| Dataset excerpts |
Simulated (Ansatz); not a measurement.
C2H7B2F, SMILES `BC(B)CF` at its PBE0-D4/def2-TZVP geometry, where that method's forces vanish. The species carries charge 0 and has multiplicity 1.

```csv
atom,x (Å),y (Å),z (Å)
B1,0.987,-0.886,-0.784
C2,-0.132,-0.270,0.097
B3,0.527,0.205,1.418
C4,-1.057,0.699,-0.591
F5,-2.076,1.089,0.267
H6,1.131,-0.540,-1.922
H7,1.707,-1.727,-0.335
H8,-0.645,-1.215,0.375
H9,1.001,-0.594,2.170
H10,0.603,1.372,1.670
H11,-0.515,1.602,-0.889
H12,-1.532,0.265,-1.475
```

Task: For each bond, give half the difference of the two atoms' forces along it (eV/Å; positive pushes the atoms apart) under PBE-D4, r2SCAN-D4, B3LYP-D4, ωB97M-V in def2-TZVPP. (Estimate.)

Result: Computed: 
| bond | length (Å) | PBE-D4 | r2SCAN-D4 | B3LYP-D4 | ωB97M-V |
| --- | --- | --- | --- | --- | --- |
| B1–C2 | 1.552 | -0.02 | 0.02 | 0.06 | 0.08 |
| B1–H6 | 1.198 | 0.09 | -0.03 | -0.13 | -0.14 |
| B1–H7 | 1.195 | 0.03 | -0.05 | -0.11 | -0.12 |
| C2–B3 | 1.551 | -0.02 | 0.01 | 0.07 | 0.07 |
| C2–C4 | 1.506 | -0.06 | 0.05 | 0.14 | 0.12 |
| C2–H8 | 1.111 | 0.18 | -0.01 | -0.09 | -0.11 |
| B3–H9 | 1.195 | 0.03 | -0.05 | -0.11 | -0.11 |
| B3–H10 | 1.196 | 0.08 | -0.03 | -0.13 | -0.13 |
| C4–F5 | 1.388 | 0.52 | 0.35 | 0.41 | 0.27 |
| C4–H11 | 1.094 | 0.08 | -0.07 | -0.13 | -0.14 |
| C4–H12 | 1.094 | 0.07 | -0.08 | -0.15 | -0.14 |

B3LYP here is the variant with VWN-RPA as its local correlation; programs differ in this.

| Brief |
Which lines run from the one holding "-0.11 | -0.12 |" through the one holding "-0.11 | -0.11 |" in the records above? Repeat them exactly, both included, and nothing more.

| Reply |
| B1–H7 | 1.195 | 0.03 | -0.05 | -0.11 | -0.12 |
| C2–B3 | 1.551 | -0.02 | 0.01 | 0.07 | 0.07 |
| C2–C4 | 1.506 | -0.06 | 0.05 | 0.14 | 0.12 |
| C2–H8 | 1.111 | 0.18 | -0.01 | -0.09 | -0.11 |
| B3–H9 | 1.195 | 0.03 | -0.05 | -0.11 | -0.11 |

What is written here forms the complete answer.